Action item: Copy exactly the lines of the material below that run from the one containing "Process, species as" through the one containing "B3LYP-D3(BJ)/def2-TZVP geometries, fixed;". Copy no other lines.

Dataset records:
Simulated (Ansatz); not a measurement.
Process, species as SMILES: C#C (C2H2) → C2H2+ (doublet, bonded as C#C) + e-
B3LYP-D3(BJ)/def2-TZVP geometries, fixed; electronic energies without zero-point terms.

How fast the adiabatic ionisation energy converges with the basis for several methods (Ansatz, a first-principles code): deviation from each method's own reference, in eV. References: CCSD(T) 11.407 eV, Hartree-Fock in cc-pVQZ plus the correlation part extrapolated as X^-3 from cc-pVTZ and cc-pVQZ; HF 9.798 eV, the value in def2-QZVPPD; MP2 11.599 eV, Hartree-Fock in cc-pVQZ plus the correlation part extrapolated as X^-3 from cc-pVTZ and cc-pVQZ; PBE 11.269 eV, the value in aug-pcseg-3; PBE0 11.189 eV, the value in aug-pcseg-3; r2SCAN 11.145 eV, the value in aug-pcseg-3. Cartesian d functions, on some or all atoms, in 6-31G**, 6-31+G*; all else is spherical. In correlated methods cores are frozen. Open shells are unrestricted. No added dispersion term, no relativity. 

Exercise answer:
Process, species as SMILES: C#C (C2H2) → C2H2+ (doublet, bonded as C#C) + e-
B3LYP-D3(BJ)/def2-TZVP geometries, fixed; electronic energies without zero-point terms.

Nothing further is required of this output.